START Dataset records

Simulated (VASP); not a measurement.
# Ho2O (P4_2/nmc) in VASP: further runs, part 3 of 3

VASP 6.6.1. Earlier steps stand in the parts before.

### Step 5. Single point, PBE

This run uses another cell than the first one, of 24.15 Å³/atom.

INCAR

END Dataset records

* _Brief_
The records above need copying again. Keep each word as it is.

* _Solution_
Simulated (VASP); not a measurement.
# Ho2O (P4_2/nmc) in VASP: further runs, part 3 of 3

VASP 6.6.1. Earlier steps stand in the parts before.

### Step 5. Single point, PBE

This run uses another cell than the first one, of 24.15 Å³/atom.

INCAR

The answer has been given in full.